## Entries provided
#####

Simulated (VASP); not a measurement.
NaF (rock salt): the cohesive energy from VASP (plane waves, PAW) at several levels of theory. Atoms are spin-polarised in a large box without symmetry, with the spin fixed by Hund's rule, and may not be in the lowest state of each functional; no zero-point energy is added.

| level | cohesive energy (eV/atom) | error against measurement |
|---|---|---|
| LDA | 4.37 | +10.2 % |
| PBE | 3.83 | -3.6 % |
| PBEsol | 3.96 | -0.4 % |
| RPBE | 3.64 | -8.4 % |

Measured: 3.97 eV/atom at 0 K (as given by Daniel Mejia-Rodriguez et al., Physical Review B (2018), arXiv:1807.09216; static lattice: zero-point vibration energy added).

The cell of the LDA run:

#####

## Exercise
Each record above needs to be given again exactly as written.

## Worked solution
Simulated (VASP); not a measurement.
NaF (rock salt): the cohesive energy from VASP (plane waves, PAW) at several levels of theory. Atoms are spin-polarised in a large box without symmetry, with the spin fixed by Hund's rule, and may not be in the lowest state of each functional; no zero-point energy is added.

| level | cohesive energy (eV/atom) | error against measurement |
|---|---|---|
| LDA | 4.37 | +10.2 % |
| PBE | 3.83 | -3.6 % |
| PBEsol | 3.96 | -0.4 % |
| RPBE | 3.64 | -8.4 % |

Measured: 3.97 eV/atom at 0 K (as given by Daniel Mejia-Rodriguez et al., Physical Review B (2018), arXiv:1807.09216; static lattice: zero-point vibration energy added).

The cell of the LDA run:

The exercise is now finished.